### Task item
Please write out exactly, and only, the lines from the first in the material below to the line containing "polarisation (Ansatz 0.2.0).", both included.

### Data excerpts
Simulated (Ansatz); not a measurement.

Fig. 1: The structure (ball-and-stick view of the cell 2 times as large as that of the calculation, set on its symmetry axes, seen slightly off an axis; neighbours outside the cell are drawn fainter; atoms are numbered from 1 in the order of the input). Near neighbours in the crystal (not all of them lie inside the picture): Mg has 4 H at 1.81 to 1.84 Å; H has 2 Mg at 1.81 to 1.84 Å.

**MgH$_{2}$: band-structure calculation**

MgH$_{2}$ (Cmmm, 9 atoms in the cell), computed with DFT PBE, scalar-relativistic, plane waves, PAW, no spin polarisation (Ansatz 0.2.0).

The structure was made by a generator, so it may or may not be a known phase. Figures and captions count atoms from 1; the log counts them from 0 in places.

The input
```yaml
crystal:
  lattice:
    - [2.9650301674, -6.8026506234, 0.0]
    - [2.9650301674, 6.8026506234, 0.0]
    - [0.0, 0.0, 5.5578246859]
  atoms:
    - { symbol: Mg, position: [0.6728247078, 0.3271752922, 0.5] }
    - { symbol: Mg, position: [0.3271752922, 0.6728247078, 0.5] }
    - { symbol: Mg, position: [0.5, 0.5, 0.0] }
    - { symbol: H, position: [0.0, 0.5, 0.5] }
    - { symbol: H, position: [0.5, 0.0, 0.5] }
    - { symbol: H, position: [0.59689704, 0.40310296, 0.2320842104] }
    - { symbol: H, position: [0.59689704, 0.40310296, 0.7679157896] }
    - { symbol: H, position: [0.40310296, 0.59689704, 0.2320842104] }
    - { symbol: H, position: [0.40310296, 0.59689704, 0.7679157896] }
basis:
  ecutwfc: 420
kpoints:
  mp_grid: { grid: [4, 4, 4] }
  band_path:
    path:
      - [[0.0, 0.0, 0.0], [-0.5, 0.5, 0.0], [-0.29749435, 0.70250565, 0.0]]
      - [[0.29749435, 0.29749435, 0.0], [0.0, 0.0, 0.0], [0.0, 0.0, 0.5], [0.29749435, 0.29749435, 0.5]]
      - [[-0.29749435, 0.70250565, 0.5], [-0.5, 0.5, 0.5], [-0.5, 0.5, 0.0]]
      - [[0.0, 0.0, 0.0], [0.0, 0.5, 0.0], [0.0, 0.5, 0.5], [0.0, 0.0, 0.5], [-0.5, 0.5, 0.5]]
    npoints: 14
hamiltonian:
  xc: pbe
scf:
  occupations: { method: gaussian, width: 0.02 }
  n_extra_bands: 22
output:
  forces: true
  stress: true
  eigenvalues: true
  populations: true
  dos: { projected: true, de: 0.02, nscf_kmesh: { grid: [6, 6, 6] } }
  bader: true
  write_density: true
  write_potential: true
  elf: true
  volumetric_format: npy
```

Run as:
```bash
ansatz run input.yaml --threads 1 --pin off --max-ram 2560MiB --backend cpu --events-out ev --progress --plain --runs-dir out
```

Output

### Written reply
Simulated (Ansatz); not a measurement.

Fig. 1: The structure (ball-and-stick view of the cell 2 times as large as that of the calculation, set on its symmetry axes, seen slightly off an axis; neighbours outside the cell are drawn fainter; atoms are numbered from 1 in the order of the input). Near neighbours in the crystal (not all of them lie inside the picture): Mg has 4 H at 1.81 to 1.84 Å; H has 2 Mg at 1.81 to 1.84 Å.

**MgH$_{2}$: band-structure calculation**

MgH$_{2}$ (Cmmm, 9 atoms in the cell), computed with DFT PBE, scalar-relativistic, plane waves, PAW, no spin polarisation (Ansatz 0.2.0).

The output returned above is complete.